**WORK INSTRUCTION**
Every line from the beginning of the records below up to the one holding "Wanted: a comparison" should be quoted exactly; leave out the rest.

**GIVEN ENTRIES**
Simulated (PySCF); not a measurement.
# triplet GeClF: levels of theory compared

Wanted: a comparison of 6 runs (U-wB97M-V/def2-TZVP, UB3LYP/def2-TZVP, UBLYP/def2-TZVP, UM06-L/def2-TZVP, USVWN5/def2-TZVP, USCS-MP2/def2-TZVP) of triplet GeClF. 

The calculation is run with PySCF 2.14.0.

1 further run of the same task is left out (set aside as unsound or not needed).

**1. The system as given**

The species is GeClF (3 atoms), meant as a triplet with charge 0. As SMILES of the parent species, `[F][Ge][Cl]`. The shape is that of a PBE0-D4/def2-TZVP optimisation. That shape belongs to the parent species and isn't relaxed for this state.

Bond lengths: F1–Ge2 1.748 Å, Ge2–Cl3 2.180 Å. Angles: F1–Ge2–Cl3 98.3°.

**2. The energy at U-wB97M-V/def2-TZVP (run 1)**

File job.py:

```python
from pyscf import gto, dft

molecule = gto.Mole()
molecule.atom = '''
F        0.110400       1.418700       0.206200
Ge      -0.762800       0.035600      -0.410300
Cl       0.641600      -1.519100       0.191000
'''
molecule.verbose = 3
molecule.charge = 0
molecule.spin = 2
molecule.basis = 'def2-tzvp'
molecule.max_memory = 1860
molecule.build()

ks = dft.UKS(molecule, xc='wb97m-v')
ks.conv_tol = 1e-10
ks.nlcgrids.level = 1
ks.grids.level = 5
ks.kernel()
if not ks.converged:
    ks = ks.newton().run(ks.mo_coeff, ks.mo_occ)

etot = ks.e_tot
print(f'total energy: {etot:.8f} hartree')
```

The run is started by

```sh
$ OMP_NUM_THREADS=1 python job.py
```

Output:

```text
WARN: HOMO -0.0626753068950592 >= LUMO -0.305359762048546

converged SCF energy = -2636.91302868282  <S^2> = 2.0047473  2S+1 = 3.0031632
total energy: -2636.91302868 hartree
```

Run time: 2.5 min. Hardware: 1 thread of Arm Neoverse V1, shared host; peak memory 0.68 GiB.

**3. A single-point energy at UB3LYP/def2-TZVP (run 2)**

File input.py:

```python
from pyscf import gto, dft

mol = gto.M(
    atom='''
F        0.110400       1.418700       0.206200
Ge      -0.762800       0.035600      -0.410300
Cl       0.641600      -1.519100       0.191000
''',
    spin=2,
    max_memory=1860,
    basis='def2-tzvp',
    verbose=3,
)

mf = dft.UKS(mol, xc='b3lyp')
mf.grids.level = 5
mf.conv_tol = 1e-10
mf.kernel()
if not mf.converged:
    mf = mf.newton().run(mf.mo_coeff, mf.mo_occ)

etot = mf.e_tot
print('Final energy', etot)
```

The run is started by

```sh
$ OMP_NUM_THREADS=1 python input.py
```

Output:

**WRITTEN REPLY**
Simulated (PySCF); not a measurement.
# triplet GeClF: levels of theory compared

Wanted: a comparison of 6 runs (U-wB97M-V/def2-TZVP, UB3LYP/def2-TZVP, UBLYP/def2-TZVP, UM06-L/def2-TZVP, USVWN5/def2-TZVP, USCS-MP2/def2-TZVP) of triplet GeClF. 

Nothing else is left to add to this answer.